.....

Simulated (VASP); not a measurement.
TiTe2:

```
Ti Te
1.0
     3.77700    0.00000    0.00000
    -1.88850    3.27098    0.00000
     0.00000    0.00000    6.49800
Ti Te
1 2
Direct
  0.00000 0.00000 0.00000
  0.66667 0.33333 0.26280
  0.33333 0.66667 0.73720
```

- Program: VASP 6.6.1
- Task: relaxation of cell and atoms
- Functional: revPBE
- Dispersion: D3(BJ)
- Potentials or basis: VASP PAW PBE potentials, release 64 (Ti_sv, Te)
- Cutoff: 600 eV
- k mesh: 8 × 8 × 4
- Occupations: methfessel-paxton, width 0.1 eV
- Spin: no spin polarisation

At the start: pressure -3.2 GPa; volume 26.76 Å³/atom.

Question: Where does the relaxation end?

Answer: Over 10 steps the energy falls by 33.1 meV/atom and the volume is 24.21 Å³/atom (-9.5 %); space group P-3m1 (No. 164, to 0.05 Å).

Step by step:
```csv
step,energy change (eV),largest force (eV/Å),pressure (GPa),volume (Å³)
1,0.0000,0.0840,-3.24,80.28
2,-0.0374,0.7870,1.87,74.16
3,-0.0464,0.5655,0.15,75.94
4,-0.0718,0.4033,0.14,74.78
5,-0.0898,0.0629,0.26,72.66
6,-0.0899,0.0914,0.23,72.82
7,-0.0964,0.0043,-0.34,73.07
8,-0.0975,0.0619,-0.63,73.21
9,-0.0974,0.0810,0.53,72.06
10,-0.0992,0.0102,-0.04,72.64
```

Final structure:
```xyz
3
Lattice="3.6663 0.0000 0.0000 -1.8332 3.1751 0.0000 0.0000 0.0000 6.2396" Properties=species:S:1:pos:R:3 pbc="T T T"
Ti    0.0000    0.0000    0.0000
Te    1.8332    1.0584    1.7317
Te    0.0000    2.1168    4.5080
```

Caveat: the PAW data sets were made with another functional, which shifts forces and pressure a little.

.....

**Requirement**
Each line from the top of the records down to the one with "Question: Where does the relaxation end?" must be retyped exactly; include both ends and nothing else.

**Exercise response**
Simulated (VASP); not a measurement.
TiTe2:

```
Ti Te
1.0
     3.77700    0.00000    0.00000
    -1.88850    3.27098    0.00000
     0.00000    0.00000    6.49800
Ti Te
1 2
Direct
  0.00000 0.00000 0.00000
  0.66667 0.33333 0.26280
  0.33333 0.66667 0.73720
```

- Program: VASP 6.6.1
- Task: relaxation of cell and atoms
- Functional: revPBE
- Dispersion: D3(BJ)
- Potentials or basis: VASP PAW PBE potentials, release 64 (Ti_sv, Te)
- Cutoff: 600 eV
- k mesh: 8 × 8 × 4
- Occupations: methfessel-paxton, width 0.1 eV
- Spin: no spin polarisation

At the start: pressure -3.2 GPa; volume 26.76 Å³/atom.

Question: Where does the relaxation end?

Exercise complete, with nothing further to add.